__Provided data__:
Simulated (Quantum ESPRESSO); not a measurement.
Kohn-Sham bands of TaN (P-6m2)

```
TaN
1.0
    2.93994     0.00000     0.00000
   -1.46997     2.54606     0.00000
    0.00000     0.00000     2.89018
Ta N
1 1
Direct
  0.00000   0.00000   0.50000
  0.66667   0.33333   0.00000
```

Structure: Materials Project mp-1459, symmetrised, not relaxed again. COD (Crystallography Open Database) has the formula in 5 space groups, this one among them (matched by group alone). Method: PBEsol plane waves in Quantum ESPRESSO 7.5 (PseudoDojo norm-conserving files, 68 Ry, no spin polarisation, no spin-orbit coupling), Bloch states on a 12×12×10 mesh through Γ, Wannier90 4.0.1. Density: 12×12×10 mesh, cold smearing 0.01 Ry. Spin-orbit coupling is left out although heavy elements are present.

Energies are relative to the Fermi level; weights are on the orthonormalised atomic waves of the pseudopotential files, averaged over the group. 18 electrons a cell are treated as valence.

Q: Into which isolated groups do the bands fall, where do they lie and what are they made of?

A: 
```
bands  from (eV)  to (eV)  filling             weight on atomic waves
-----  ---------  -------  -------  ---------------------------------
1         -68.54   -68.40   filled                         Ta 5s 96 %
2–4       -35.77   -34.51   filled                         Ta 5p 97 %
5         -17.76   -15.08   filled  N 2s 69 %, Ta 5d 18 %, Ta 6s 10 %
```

__Work order__: The whole listing above should be copied out exactly.

__Response__:
Simulated (Quantum ESPRESSO); not a measurement.
Kohn-Sham bands of TaN (P-6m2)

```
TaN
1.0
    2.93994     0.00000     0.00000
   -1.46997     2.54606     0.00000
    0.00000     0.00000     2.89018
Ta N
1 1
Direct
  0.00000   0.00000   0.50000
  0.66667   0.33333   0.00000
```

Structure: Materials Project mp-1459, symmetrised, not relaxed again. COD (Crystallography Open Database) has the formula in 5 space groups, this one among them (matched by group alone). Method: PBEsol plane waves in Quantum ESPRESSO 7.5 (PseudoDojo norm-conserving files, 68 Ry, no spin polarisation, no spin-orbit coupling), Bloch states on a 12×12×10 mesh through Γ, Wannier90 4.0.1. Density: 12×12×10 mesh, cold smearing 0.01 Ry. Spin-orbit coupling is left out although heavy elements are present.

Energies are relative to the Fermi level; weights are on the orthonormalised atomic waves of the pseudopotential files, averaged over the group. 18 electrons a cell are treated as valence.

Q: Into which isolated groups do the bands fall, where do they lie and what are they made of?

A: 
```
bands  from (eV)  to (eV)  filling             weight on atomic waves
-----  ---------  -------  -------  ---------------------------------
1         -68.54   -68.40   filled                         Ta 5s 96 %
2–4       -35.77   -34.51   filled                         Ta 5p 97 %
5         -17.76   -15.08   filled  N 2s 69 %, Ta 5d 18 %, Ta 6s 10 %
```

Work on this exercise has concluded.